Write all of the lines below out again, exactly as they stand.

Start of Recorded information
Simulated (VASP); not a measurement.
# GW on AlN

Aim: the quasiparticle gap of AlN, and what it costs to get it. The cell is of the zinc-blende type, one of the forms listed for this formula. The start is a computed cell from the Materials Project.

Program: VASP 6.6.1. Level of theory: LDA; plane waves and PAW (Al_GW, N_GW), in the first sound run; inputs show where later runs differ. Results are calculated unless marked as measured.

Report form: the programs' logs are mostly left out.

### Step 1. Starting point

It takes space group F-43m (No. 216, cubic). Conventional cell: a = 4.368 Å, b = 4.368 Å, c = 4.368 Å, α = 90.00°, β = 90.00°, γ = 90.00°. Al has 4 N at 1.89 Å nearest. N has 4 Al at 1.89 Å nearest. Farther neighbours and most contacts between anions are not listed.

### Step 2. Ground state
End of Recorded information

#### [Expected answer]
Simulated (VASP); not a measurement.
# GW on AlN

Aim: the quasiparticle gap of AlN, and what it costs to get it. The cell is of the zinc-blende type, one of the forms listed for this formula. The start is a computed cell from the Materials Project.

Program: VASP 6.6.1. Level of theory: LDA; plane waves and PAW (Al_GW, N_GW), in the first sound run; inputs show where later runs differ. Results are calculated unless marked as measured.

Report form: the programs' logs are mostly left out.

### Step 1. Starting point

It takes space group F-43m (No. 216, cubic). Conventional cell: a = 4.368 Å, b = 4.368 Å, c = 4.368 Å, α = 90.00°, β = 90.00°, γ = 90.00°. Al has 4 N at 1.89 Å nearest. N has 4 Al at 1.89 Å nearest. Farther neighbours and most contacts between anions are not listed.

### Step 2. Ground state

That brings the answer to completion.